[Provided records]:
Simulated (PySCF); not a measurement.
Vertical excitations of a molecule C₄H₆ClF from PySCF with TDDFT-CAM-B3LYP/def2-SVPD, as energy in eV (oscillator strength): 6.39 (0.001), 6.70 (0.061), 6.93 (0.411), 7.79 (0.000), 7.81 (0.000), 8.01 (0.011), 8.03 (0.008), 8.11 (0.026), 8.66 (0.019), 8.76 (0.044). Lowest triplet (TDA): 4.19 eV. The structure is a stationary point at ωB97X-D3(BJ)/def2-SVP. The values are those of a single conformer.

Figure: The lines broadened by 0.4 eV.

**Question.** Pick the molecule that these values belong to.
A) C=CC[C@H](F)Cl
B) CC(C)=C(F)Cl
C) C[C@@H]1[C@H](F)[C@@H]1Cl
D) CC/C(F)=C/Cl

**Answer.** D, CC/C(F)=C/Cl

[Work task]: Repeat the listing. Keep every character the same.

[Worked solution]:
Simulated (PySCF); not a measurement.
Vertical excitations of a molecule C₄H₆ClF from PySCF with TDDFT-CAM-B3LYP/def2-SVPD, as energy in eV (oscillator strength): 6.39 (0.001), 6.70 (0.061), 6.93 (0.411), 7.79 (0.000), 7.81 (0.000), 8.01 (0.011), 8.03 (0.008), 8.11 (0.026), 8.66 (0.019), 8.76 (0.044). Lowest triplet (TDA): 4.19 eV. The structure is a stationary point at ωB97X-D3(BJ)/def2-SVP. The values are those of a single conformer.

Figure: The lines broadened by 0.4 eV.

**Question.** Pick the molecule that these values belong to.
A) C=CC[C@H](F)Cl
B) CC(C)=C(F)Cl
C) C[C@@H]1[C@H](F)[C@@H]1Cl
D) CC/C(F)=C/Cl

**Answer.** D, CC/C(F)=C/Cl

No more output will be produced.